## [Assignment]
The entire listing below is to be reproduced exactly.

## [Listed records]
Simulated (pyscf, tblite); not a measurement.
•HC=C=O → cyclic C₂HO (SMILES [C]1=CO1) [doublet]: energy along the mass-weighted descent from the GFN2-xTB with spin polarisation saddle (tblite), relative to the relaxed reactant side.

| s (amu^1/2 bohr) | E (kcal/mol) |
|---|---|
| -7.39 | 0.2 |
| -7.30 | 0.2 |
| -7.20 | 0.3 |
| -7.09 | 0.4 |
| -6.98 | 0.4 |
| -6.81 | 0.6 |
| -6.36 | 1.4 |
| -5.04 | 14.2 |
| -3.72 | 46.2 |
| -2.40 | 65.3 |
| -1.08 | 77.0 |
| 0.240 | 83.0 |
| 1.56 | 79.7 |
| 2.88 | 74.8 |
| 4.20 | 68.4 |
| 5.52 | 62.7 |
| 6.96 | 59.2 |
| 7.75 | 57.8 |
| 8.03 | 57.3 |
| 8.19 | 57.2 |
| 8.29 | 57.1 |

## [Answer box]
Simulated (pyscf, tblite); not a measurement.
•HC=C=O → cyclic C₂HO (SMILES [C]1=CO1) [doublet]: energy along the mass-weighted descent from the GFN2-xTB with spin polarisation saddle (tblite), relative to the relaxed reactant side.

| s (amu^1/2 bohr) | E (kcal/mol) |
|---|---|
| -7.39 | 0.2 |
| -7.30 | 0.2 |
| -7.20 | 0.3 |
| -7.09 | 0.4 |
| -6.98 | 0.4 |
| -6.81 | 0.6 |
| -6.36 | 1.4 |
| -5.04 | 14.2 |
| -3.72 | 46.2 |
| -2.40 | 65.3 |
| -1.08 | 77.0 |
| 0.240 | 83.0 |
| 1.56 | 79.7 |
| 2.88 | 74.8 |
| 4.20 | 68.4 |
| 5.52 | 62.7 |
| 6.96 | 59.2 |
| 7.75 | 57.8 |
| 8.03 | 57.3 |
| 8.19 | 57.2 |
| 8.29 | 57.1 |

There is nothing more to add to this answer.